GIVEN ENTRIES below:
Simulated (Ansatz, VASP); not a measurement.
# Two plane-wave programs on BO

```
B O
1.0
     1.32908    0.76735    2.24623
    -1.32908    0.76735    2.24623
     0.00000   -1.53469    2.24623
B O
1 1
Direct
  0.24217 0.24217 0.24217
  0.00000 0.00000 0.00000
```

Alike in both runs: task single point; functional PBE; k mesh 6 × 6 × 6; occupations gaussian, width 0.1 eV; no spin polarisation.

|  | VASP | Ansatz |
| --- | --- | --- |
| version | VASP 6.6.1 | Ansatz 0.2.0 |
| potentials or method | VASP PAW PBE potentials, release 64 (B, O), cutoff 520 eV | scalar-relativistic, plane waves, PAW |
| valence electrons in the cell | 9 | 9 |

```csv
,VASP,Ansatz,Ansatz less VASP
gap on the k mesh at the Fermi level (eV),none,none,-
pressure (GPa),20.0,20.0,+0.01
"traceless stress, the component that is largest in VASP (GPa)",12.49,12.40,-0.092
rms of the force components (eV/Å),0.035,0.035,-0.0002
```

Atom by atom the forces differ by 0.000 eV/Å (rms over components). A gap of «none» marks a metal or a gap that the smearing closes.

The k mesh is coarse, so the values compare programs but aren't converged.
End of GIVEN ENTRIES.

[BRIEF] Looking at the data above, write out exactly the lines that start at the one containing "Alike in both" and end at the one containing "Atom by atom"; include both and nothing beyond.

[ANSWER SPACE]
Alike in both runs: task single point; functional PBE; k mesh 6 × 6 × 6; occupations gaussian, width 0.1 eV; no spin polarisation.

|  | VASP | Ansatz |
| --- | --- | --- |
| version | VASP 6.6.1 | Ansatz 0.2.0 |
| potentials or method | VASP PAW PBE potentials, release 64 (B, O), cutoff 520 eV | scalar-relativistic, plane waves, PAW |
| valence electrons in the cell | 9 | 9 |

```csv
,VASP,Ansatz,Ansatz less VASP
gap on the k mesh at the Fermi level (eV),none,none,-
pressure (GPa),20.0,20.0,+0.01
"traceless stress, the component that is largest in VASP (GPa)",12.49,12.40,-0.092
rms of the force components (eV/Å),0.035,0.035,-0.0002
```

Atom by atom the forces differ by 0.000 eV/Å (rms over components). A gap of «none» marks a metal or a gap that the smearing closes.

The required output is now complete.